BRIEF: As the lines appear below, please set them down exactly, starting at the first and finishing with the one containing "0.37 | lengthens it |".

DATA PROVIDED:
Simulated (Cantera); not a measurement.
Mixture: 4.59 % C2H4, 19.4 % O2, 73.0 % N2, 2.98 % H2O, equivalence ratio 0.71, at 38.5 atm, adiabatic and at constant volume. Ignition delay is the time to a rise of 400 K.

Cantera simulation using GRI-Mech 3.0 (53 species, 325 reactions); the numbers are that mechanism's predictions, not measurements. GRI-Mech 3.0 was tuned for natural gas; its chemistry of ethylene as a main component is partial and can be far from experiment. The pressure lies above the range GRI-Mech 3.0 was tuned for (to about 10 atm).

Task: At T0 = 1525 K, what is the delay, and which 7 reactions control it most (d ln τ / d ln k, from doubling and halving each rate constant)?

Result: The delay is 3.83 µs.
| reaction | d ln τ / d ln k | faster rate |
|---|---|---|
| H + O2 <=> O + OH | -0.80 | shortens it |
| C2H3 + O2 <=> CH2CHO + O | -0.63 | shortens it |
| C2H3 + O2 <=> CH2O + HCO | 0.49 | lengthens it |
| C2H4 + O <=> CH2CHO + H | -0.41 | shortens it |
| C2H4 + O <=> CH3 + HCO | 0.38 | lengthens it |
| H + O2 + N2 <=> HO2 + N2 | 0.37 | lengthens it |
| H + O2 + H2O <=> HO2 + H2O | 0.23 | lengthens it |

WRITTEN REPLY:
Simulated (Cantera); not a measurement.
Mixture: 4.59 % C2H4, 19.4 % O2, 73.0 % N2, 2.98 % H2O, equivalence ratio 0.71, at 38.5 atm, adiabatic and at constant volume. Ignition delay is the time to a rise of 400 K.

Cantera simulation using GRI-Mech 3.0 (53 species, 325 reactions); the numbers are that mechanism's predictions, not measurements. GRI-Mech 3.0 was tuned for natural gas; its chemistry of ethylene as a main component is partial and can be far from experiment. The pressure lies above the range GRI-Mech 3.0 was tuned for (to about 10 atm).

Task: At T0 = 1525 K, what is the delay, and which 7 reactions control it most (d ln τ / d ln k, from doubling and halving each rate constant)?

Result: The delay is 3.83 µs.
| reaction | d ln τ / d ln k | faster rate |
|---|---|---|
| H + O2 <=> O + OH | -0.80 | shortens it |
| C2H3 + O2 <=> CH2CHO + O | -0.63 | shortens it |
| C2H3 + O2 <=> CH2O + HCO | 0.49 | lengthens it |
| C2H4 + O <=> CH2CHO + H | -0.41 | shortens it |
| C2H4 + O <=> CH3 + HCO | 0.38 | lengthens it |
| H + O2 + N2 <=> HO2 + N2 | 0.37 | lengthens it |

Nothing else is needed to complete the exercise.